Input data:
================================

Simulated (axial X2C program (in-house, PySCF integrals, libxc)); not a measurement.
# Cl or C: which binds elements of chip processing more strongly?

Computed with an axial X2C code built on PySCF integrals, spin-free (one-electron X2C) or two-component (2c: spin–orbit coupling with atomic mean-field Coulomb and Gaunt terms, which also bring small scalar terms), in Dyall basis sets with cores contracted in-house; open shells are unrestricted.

================================

Requirement: Send back each record exactly as it stands.

Exercise response:
Simulated (axial X2C program (in-house, PySCF integrals, libxc)); not a measurement.
# Cl or C: which binds elements of chip processing more strongly?

Computed with an axial X2C code built on PySCF integrals, spin-free (one-electron X2C) or two-component (2c: spin–orbit coupling with atomic mean-field Coulomb and Gaunt terms, which also bring small scalar terms), in Dyall basis sets with cores contracted in-house; open shells are unrestricted.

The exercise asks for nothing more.